• [REQUIRED ACTION] Set down exactly the lines of the records from the top to the line containing "lowest singlet excitation."; include both.

- - -
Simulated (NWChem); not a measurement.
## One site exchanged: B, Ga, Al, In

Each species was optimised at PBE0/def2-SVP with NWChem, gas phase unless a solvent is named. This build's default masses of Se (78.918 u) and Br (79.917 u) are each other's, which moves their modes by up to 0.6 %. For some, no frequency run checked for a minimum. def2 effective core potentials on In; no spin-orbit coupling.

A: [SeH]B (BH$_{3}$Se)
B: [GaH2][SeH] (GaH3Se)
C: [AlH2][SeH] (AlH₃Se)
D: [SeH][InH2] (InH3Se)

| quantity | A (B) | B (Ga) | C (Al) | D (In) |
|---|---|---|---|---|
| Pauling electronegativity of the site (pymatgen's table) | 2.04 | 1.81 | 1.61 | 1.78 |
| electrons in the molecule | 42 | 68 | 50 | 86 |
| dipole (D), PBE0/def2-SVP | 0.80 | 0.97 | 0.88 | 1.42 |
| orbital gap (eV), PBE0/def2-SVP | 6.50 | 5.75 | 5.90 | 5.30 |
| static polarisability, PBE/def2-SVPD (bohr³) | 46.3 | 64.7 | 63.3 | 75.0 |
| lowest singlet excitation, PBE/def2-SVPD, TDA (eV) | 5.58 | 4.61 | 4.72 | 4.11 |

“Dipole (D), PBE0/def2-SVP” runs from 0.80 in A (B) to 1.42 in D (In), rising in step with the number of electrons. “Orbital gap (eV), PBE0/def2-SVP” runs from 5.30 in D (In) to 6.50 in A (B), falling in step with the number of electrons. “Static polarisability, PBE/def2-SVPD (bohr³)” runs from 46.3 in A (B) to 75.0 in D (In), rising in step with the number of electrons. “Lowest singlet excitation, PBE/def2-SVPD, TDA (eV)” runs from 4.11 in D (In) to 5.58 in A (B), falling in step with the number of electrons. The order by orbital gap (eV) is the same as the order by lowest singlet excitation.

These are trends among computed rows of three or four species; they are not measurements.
- - -

• [SOLUTION]
Simulated (NWChem); not a measurement.
## One site exchanged: B, Ga, Al, In

Each species was optimised at PBE0/def2-SVP with NWChem, gas phase unless a solvent is named. This build's default masses of Se (78.918 u) and Br (79.917 u) are each other's, which moves their modes by up to 0.6 %. For some, no frequency run checked for a minimum. def2 effective core potentials on In; no spin-orbit coupling.

A: [SeH]B (BH$_{3}$Se)
B: [GaH2][SeH] (GaH3Se)
C: [AlH2][SeH] (AlH₃Se)
D: [SeH][InH2] (InH3Se)

| quantity | A (B) | B (Ga) | C (Al) | D (In) |
|---|---|---|---|---|
| Pauling electronegativity of the site (pymatgen's table) | 2.04 | 1.81 | 1.61 | 1.78 |
| electrons in the molecule | 42 | 68 | 50 | 86 |
| dipole (D), PBE0/def2-SVP | 0.80 | 0.97 | 0.88 | 1.42 |
| orbital gap (eV), PBE0/def2-SVP | 6.50 | 5.75 | 5.90 | 5.30 |
| static polarisability, PBE/def2-SVPD (bohr³) | 46.3 | 64.7 | 63.3 | 75.0 |
| lowest singlet excitation, PBE/def2-SVPD, TDA (eV) | 5.58 | 4.61 | 4.72 | 4.11 |

“Dipole (D), PBE0/def2-SVP” runs from 0.80 in A (B) to 1.42 in D (In), rising in step with the number of electrons. “Orbital gap (eV), PBE0/def2-SVP” runs from 5.30 in D (In) to 6.50 in A (B), falling in step with the number of electrons. “Static polarisability, PBE/def2-SVPD (bohr³)” runs from 46.3 in A (B) to 75.0 in D (In), rising in step with the number of electrons. “Lowest singlet excitation, PBE/def2-SVPD, TDA (eV)” runs from 4.11 in D (In) to 5.58 in A (B), falling in step with the number of electrons. The order by orbital gap (eV) is the same as the order by lowest singlet excitation.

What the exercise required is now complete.